(Given records Opens)
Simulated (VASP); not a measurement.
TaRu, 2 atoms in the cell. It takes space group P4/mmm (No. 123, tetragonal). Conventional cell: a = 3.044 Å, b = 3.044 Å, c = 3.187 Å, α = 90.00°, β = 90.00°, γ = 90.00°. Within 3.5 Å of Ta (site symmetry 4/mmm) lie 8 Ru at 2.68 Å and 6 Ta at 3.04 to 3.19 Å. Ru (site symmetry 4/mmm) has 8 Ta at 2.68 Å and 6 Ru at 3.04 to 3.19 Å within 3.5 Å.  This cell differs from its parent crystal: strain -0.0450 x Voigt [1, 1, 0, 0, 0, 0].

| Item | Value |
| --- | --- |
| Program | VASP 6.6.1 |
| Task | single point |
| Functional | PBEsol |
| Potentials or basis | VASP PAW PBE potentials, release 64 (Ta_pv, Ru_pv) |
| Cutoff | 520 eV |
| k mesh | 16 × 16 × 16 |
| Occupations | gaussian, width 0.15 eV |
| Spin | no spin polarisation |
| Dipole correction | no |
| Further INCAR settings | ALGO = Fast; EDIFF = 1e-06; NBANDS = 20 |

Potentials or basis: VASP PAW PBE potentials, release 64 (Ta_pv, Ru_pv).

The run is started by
(Given records Closes)

### Work request
Could you retype all of the entries, leaving every character unchanged?

### Exercise output
Simulated (VASP); not a measurement.
TaRu, 2 atoms in the cell. It takes space group P4/mmm (No. 123, tetragonal). Conventional cell: a = 3.044 Å, b = 3.044 Å, c = 3.187 Å, α = 90.00°, β = 90.00°, γ = 90.00°. Within 3.5 Å of Ta (site symmetry 4/mmm) lie 8 Ru at 2.68 Å and 6 Ta at 3.04 to 3.19 Å. Ru (site symmetry 4/mmm) has 8 Ta at 2.68 Å and 6 Ru at 3.04 to 3.19 Å within 3.5 Å.  This cell differs from its parent crystal: strain -0.0450 x Voigt [1, 1, 0, 0, 0, 0].

| Item | Value |
| --- | --- |
| Program | VASP 6.6.1 |
| Task | single point |
| Functional | PBEsol |
| Potentials or basis | VASP PAW PBE potentials, release 64 (Ta_pv, Ru_pv) |
| Cutoff | 520 eV |
| k mesh | 16 × 16 × 16 |
| Occupations | gaussian, width 0.15 eV |
| Spin | no spin polarisation |
| Dipole correction | no |
| Further INCAR settings | ALGO = Fast; EDIFF = 1e-06; NBANDS = 20 |

Potentials or basis: VASP PAW PBE potentials, release 64 (Ta_pv, Ru_pv).

The run is started by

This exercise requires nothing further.